» Work request
Reproduce all of the entries below exactly, without a single change.

» Extracted data
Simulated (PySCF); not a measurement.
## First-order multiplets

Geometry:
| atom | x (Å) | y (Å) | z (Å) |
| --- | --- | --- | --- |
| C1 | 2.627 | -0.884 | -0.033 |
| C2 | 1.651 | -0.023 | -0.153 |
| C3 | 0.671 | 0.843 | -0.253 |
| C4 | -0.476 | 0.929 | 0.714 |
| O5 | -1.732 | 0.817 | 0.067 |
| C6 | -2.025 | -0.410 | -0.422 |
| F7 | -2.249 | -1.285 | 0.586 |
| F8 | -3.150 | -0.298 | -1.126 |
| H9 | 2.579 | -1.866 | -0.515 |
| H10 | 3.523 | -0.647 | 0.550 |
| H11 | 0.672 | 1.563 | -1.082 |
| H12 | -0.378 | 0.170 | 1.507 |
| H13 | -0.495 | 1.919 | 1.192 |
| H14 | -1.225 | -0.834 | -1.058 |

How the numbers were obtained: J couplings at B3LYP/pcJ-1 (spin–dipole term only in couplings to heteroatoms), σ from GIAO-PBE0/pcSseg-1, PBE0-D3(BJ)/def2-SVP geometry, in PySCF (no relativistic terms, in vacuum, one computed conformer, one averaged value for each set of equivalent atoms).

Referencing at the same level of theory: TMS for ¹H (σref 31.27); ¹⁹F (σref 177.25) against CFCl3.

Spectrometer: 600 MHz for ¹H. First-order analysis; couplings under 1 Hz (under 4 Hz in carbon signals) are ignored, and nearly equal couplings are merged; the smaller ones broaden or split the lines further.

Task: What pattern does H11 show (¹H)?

» Exercise solution
Simulated (PySCF); not a measurement.
## First-order multiplets

Geometry:
| atom | x (Å) | y (Å) | z (Å) |
| --- | --- | --- | --- |
| C1 | 2.627 | -0.884 | -0.033 |
| C2 | 1.651 | -0.023 | -0.153 |
| C3 | 0.671 | 0.843 | -0.253 |
| C4 | -0.476 | 0.929 | 0.714 |
| O5 | -1.732 | 0.817 | 0.067 |
| C6 | -2.025 | -0.410 | -0.422 |
| F7 | -2.249 | -1.285 | 0.586 |
| F8 | -3.150 | -0.298 | -1.126 |
| H9 | 2.579 | -1.866 | -0.515 |
| H10 | 3.523 | -0.647 | 0.550 |
| H11 | 0.672 | 1.563 | -1.082 |
| H12 | -0.378 | 0.170 | 1.507 |
| H13 | -0.495 | 1.919 | 1.192 |
| H14 | -1.225 | -0.834 | -1.058 |

How the numbers were obtained: J couplings at B3LYP/pcJ-1 (spin–dipole term only in couplings to heteroatoms), σ from GIAO-PBE0/pcSseg-1, PBE0-D3(BJ)/def2-SVP geometry, in PySCF (no relativistic terms, in vacuum, one computed conformer, one averaged value for each set of equivalent atoms).

Referencing at the same level of theory: TMS for ¹H (σref 31.27); ¹⁹F (σref 177.25) against CFCl3.

Spectrometer: 600 MHz for ¹H. First-order analysis; couplings under 1 Hz (under 4 Hz in carbon signals) are ignored, and nearly equal couplings are merged; the smaller ones broaden or split the lines further.

Task: What pattern does H11 show (¹H)?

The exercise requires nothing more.